▶ **Requirement**:
Your output should be the lines from the start of the data through the line containing "waves, PAW |", exactly and nothing more.

....

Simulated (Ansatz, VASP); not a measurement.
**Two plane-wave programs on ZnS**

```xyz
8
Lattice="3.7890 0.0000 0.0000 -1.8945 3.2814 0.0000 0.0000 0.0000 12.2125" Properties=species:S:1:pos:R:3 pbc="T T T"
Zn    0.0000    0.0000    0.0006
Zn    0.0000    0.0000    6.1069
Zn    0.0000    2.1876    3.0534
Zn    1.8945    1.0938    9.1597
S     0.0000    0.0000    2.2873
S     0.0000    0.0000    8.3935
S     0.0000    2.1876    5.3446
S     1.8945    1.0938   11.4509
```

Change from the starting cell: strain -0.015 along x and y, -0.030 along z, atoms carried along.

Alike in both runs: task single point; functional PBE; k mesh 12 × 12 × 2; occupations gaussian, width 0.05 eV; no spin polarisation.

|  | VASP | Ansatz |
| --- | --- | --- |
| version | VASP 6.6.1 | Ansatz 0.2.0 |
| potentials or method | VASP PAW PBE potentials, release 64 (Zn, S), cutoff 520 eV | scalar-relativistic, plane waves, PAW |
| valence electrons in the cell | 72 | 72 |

....

▶ **Task result**:
Simulated (Ansatz, VASP); not a measurement.
**Two plane-wave programs on ZnS**

```xyz
8
Lattice="3.7890 0.0000 0.0000 -1.8945 3.2814 0.0000 0.0000 0.0000 12.2125" Properties=species:S:1:pos:R:3 pbc="T T T"
Zn    0.0000    0.0000    0.0006
Zn    0.0000    0.0000    6.1069
Zn    0.0000    2.1876    3.0534
Zn    1.8945    1.0938    9.1597
S     0.0000    0.0000    2.2873
S     0.0000    0.0000    8.3935
S     0.0000    2.1876    5.3446
S     1.8945    1.0938   11.4509
```

Change from the starting cell: strain -0.015 along x and y, -0.030 along z, atoms carried along.

Alike in both runs: task single point; functional PBE; k mesh 12 × 12 × 2; occupations gaussian, width 0.05 eV; no spin polarisation.

|  | VASP | Ansatz |
| --- | --- | --- |
| version | VASP 6.6.1 | Ansatz 0.2.0 |
| potentials or method | VASP PAW PBE potentials, release 64 (Zn, S), cutoff 520 eV | scalar-relativistic, plane waves, PAW |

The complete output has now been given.